* **Task item**
Would you restate word for word the lines of the listing, beginning at the first and ending with the line that holds "- 302, diamond (Si): 0.083"?

* **Material supplied**
========

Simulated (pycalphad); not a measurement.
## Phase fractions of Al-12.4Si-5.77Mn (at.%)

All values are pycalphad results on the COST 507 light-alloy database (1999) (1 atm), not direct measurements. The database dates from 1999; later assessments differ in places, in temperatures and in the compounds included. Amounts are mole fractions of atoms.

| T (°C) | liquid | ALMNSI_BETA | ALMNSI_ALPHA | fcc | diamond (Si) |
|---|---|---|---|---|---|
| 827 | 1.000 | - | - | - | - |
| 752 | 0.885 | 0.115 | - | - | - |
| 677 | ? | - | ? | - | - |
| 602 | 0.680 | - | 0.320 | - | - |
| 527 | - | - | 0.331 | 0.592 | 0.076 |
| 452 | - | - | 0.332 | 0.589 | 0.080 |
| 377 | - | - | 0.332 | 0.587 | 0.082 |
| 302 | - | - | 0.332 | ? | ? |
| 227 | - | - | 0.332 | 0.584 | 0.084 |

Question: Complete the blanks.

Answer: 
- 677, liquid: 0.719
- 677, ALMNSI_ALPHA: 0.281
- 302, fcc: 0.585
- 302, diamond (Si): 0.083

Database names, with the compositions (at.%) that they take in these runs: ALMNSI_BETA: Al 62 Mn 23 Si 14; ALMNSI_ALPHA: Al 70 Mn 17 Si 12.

========

* **Answer box**
Simulated (pycalphad); not a measurement.
## Phase fractions of Al-12.4Si-5.77Mn (at.%)

All values are pycalphad results on the COST 507 light-alloy database (1999) (1 atm), not direct measurements. The database dates from 1999; later assessments differ in places, in temperatures and in the compounds included. Amounts are mole fractions of atoms.

| T (°C) | liquid | ALMNSI_BETA | ALMNSI_ALPHA | fcc | diamond (Si) |
|---|---|---|---|---|---|
| 827 | 1.000 | - | - | - | - |
| 752 | 0.885 | 0.115 | - | - | - |
| 677 | ? | - | ? | - | - |
| 602 | 0.680 | - | 0.320 | - | - |
| 527 | - | - | 0.331 | 0.592 | 0.076 |
| 452 | - | - | 0.332 | 0.589 | 0.080 |
| 377 | - | - | 0.332 | 0.587 | 0.082 |
| 302 | - | - | 0.332 | ? | ? |
| 227 | - | - | 0.332 | 0.584 | 0.084 |

Question: Complete the blanks.

Answer: 
- 677, liquid: 0.719
- 677, ALMNSI_ALPHA: 0.281
- 302, fcc: 0.585
- 302, diamond (Si): 0.083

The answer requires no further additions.